Work order —
Using the data below, output the first line and every line after it up to and including the line containing "- Spin: no spin polarisation", exactly as written and with nothing added.

§
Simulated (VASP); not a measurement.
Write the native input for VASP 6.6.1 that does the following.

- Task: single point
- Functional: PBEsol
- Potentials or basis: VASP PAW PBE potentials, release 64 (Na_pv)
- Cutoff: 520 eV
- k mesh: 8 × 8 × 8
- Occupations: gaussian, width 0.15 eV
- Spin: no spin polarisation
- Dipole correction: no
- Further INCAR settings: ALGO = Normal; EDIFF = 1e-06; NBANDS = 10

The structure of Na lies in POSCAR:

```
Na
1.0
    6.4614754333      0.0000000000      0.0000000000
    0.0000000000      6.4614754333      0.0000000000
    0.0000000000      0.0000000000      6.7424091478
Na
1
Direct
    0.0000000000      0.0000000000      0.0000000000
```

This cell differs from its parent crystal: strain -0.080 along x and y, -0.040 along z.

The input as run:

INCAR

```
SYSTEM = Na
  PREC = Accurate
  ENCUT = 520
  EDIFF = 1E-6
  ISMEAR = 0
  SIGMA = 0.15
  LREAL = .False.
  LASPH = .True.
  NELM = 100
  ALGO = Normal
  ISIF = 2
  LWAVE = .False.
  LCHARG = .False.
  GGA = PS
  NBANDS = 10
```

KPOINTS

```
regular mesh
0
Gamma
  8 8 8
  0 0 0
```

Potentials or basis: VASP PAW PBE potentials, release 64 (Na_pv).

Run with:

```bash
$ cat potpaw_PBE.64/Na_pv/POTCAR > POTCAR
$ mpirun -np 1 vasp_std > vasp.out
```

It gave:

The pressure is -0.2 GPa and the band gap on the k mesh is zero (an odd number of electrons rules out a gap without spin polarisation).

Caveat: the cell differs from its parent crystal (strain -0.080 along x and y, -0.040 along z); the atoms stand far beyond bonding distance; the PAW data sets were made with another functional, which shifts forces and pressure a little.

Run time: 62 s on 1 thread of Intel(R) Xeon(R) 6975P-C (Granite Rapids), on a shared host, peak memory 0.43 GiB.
§

Written response —
Simulated (VASP); not a measurement.
Write the native input for VASP 6.6.1 that does the following.

- Task: single point
- Functional: PBEsol
- Potentials or basis: VASP PAW PBE potentials, release 64 (Na_pv)
- Cutoff: 520 eV
- k mesh: 8 × 8 × 8
- Occupations: gaussian, width 0.15 eV
- Spin: no spin polarisation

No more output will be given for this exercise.